(SUPPLIED MATERIAL)
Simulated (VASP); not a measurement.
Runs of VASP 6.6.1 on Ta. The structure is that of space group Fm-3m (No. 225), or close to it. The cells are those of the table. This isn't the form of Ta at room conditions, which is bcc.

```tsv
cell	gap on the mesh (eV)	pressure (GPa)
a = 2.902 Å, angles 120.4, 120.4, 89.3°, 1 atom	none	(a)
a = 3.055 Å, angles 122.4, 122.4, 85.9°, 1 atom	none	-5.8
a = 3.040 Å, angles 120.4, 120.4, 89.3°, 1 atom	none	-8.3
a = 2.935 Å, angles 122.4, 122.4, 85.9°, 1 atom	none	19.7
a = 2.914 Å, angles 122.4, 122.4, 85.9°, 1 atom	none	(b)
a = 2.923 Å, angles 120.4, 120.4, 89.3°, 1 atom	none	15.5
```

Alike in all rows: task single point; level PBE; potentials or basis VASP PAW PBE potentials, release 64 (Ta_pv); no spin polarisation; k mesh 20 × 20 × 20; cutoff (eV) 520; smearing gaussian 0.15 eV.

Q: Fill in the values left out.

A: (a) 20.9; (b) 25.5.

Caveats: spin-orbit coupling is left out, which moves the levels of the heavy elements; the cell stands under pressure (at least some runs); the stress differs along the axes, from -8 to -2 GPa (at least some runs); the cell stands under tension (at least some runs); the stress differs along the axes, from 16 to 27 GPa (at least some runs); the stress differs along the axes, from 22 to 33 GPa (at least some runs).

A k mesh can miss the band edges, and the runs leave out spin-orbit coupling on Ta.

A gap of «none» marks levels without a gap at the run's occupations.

(TASK ITEM)
Give again, word for word, the lines of the listing, starting at its first line and ending with the line containing "Alike in all".

(SOLUTION)
Simulated (VASP); not a measurement.
Runs of VASP 6.6.1 on Ta. The structure is that of space group Fm-3m (No. 225), or close to it. The cells are those of the table. This isn't the form of Ta at room conditions, which is bcc.

```tsv
cell	gap on the mesh (eV)	pressure (GPa)
a = 2.902 Å, angles 120.4, 120.4, 89.3°, 1 atom	none	(a)
a = 3.055 Å, angles 122.4, 122.4, 85.9°, 1 atom	none	-5.8
a = 3.040 Å, angles 120.4, 120.4, 89.3°, 1 atom	none	-8.3
a = 2.935 Å, angles 122.4, 122.4, 85.9°, 1 atom	none	19.7
a = 2.914 Å, angles 122.4, 122.4, 85.9°, 1 atom	none	(b)
a = 2.923 Å, angles 120.4, 120.4, 89.3°, 1 atom	none	15.5
```

Alike in all rows: task single point; level PBE; potentials or basis VASP PAW PBE potentials, release 64 (Ta_pv); no spin polarisation; k mesh 20 × 20 × 20; cutoff (eV) 520; smearing gaussian 0.15 eV.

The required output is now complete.